EXERCISE: Start with the first line of the data and end with the line that holds "Followed along the"; write out each one exactly.

EXTRACTED ENTRIES:
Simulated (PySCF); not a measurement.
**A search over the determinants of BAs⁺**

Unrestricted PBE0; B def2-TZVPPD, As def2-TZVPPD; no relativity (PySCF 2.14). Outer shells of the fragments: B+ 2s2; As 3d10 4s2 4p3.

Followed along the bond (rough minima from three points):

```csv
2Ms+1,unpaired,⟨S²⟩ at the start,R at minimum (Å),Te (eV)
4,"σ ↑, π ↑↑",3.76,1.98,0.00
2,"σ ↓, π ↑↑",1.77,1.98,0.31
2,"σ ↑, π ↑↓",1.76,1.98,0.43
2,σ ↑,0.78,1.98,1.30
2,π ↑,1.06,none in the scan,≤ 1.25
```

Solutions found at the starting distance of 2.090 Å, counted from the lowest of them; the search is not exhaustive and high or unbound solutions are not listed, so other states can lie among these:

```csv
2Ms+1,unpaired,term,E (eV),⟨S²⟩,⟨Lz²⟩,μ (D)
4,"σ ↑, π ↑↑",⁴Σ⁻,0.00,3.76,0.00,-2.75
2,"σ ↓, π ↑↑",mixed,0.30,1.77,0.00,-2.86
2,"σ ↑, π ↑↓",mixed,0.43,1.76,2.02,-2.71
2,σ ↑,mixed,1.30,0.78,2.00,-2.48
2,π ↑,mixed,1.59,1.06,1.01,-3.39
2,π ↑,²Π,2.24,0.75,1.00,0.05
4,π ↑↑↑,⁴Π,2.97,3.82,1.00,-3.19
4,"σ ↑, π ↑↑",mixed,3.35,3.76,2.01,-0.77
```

EXERCISE RESPONSE:
Simulated (PySCF); not a measurement.
**A search over the determinants of BAs⁺**

Unrestricted PBE0; B def2-TZVPPD, As def2-TZVPPD; no relativity (PySCF 2.14). Outer shells of the fragments: B+ 2s2; As 3d10 4s2 4p3.

Followed along the bond (rough minima from three points):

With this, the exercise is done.